— Work task —
Return every line from the one with "(1) -5.90 eV;" through the one with "(2) 0.82 Å; C–Ir 2.09 Å.", inclusive, exactly as it appears below.

===

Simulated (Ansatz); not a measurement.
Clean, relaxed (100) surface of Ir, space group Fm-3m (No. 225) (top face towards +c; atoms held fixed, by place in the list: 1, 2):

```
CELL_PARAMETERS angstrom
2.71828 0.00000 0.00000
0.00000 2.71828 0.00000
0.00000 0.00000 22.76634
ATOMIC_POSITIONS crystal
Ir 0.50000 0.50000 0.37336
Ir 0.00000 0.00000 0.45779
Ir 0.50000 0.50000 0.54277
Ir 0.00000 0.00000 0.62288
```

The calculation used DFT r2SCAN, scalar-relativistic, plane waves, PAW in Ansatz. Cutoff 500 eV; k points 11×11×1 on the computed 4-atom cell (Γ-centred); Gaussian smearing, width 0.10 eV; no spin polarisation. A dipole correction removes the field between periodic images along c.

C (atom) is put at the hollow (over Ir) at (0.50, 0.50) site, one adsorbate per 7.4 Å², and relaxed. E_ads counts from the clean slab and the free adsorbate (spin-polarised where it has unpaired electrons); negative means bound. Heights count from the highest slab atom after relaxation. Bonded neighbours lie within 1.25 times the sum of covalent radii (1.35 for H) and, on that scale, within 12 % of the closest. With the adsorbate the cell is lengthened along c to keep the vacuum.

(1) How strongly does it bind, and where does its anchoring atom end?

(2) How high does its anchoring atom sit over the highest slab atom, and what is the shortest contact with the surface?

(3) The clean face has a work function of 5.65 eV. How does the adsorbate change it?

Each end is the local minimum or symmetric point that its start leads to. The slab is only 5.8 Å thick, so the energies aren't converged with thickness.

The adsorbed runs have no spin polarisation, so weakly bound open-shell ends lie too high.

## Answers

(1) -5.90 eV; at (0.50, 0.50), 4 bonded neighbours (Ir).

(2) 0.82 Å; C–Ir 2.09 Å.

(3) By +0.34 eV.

===

— Your response —
(1) -5.90 eV; at (0.50, 0.50), 4 bonded neighbours (Ir).

(2) 0.82 Å; C–Ir 2.09 Å.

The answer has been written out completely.